ASSIGNMENT
Set down word for word the lines that begin the entries and run through the line containing "Figure 1. (a)". Give nothing further.

STUDY MATERIAL
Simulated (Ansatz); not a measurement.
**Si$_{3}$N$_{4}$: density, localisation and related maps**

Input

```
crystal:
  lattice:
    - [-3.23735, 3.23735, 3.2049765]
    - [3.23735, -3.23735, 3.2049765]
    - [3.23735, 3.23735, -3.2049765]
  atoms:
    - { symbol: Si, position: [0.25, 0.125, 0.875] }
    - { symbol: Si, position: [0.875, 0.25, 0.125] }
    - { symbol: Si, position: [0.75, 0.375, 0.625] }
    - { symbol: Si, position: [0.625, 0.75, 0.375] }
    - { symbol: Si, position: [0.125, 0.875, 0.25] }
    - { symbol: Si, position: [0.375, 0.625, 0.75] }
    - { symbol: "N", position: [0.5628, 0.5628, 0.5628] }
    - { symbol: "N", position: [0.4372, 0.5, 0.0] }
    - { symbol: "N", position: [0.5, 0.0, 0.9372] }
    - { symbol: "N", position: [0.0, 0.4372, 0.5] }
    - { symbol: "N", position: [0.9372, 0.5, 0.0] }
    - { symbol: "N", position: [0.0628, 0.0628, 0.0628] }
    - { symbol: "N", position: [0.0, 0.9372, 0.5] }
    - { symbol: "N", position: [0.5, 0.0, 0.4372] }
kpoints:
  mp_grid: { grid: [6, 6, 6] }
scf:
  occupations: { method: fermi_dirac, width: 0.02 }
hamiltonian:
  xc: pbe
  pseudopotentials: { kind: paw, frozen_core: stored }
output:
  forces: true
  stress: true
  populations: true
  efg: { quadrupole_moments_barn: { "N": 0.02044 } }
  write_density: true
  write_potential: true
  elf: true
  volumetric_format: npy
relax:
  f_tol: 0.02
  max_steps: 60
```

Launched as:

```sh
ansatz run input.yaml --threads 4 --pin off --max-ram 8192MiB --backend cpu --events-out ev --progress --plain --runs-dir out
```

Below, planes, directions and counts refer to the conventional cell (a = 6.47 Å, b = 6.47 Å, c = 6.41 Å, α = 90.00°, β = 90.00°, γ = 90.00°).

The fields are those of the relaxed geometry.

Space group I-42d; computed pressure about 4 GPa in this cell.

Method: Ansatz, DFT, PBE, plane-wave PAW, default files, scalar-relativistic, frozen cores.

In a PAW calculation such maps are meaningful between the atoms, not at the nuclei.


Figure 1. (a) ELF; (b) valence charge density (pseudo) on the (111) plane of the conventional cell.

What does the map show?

TASK OUTPUT
Simulated (Ansatz); not a measurement.
**Si$_{3}$N$_{4}$: density, localisation and related maps**

Input

```
crystal:
  lattice:
    - [-3.23735, 3.23735, 3.2049765]
    - [3.23735, -3.23735, 3.2049765]
    - [3.23735, 3.23735, -3.2049765]
  atoms:
    - { symbol: Si, position: [0.25, 0.125, 0.875] }
    - { symbol: Si, position: [0.875, 0.25, 0.125] }
    - { symbol: Si, position: [0.75, 0.375, 0.625] }
    - { symbol: Si, position: [0.625, 0.75, 0.375] }
    - { symbol: Si, position: [0.125, 0.875, 0.25] }
    - { symbol: Si, position: [0.375, 0.625, 0.75] }
    - { symbol: "N", position: [0.5628, 0.5628, 0.5628] }
    - { symbol: "N", position: [0.4372, 0.5, 0.0] }
    - { symbol: "N", position: [0.5, 0.0, 0.9372] }
    - { symbol: "N", position: [0.0, 0.4372, 0.5] }
    - { symbol: "N", position: [0.9372, 0.5, 0.0] }
    - { symbol: "N", position: [0.0628, 0.0628, 0.0628] }
    - { symbol: "N", position: [0.0, 0.9372, 0.5] }
    - { symbol: "N", position: [0.5, 0.0, 0.4372] }
kpoints:
  mp_grid: { grid: [6, 6, 6] }
scf:
  occupations: { method: fermi_dirac, width: 0.02 }
hamiltonian:
  xc: pbe
  pseudopotentials: { kind: paw, frozen_core: stored }
output:
  forces: true
  stress: true
  populations: true
  efg: { quadrupole_moments_barn: { "N": 0.02044 } }
  write_density: true
  write_potential: true
  elf: true
  volumetric_format: npy
relax:
  f_tol: 0.02
  max_steps: 60
```

Launched as:

```sh
ansatz run input.yaml --threads 4 --pin off --max-ram 8192MiB --backend cpu --events-out ev --progress --plain --runs-dir out
```

Below, planes, directions and counts refer to the conventional cell (a = 6.47 Å, b = 6.47 Å, c = 6.41 Å, α = 90.00°, β = 90.00°, γ = 90.00°).

The fields are those of the relaxed geometry.

Space group I-42d; computed pressure about 4 GPa in this cell.

Method: Ansatz, DFT, PBE, plane-wave PAW, default files, scalar-relativistic, frozen cores.

In a PAW calculation such maps are meaningful between the atoms, not at the nuclei.


Figure 1. (a) ELF; (b) valence charge density (pseudo) on the (111) plane of the conventional cell.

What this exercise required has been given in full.